WORK INSTRUCTION = Set down all of the data that follows, keeping every character.

START DATA SUPPLIED
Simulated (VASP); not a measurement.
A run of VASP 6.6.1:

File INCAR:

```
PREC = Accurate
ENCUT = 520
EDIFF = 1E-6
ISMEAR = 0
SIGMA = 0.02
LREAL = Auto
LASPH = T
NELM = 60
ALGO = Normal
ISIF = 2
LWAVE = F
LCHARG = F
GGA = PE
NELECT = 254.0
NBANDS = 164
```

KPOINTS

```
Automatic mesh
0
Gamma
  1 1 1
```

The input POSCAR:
END DATA SUPPLIED

SOLUTION =
Simulated (VASP); not a measurement.
A run of VASP 6.6.1:

File INCAR:

```
PREC = Accurate
ENCUT = 520
EDIFF = 1E-6
ISMEAR = 0
SIGMA = 0.02
LREAL = Auto
LASPH = T
NELM = 60
ALGO = Normal
ISIF = 2
LWAVE = F
LCHARG = F
GGA = PE
NELECT = 254.0
NBANDS = 164
```

KPOINTS

```
Automatic mesh
0
Gamma
  1 1 1
```

The input POSCAR:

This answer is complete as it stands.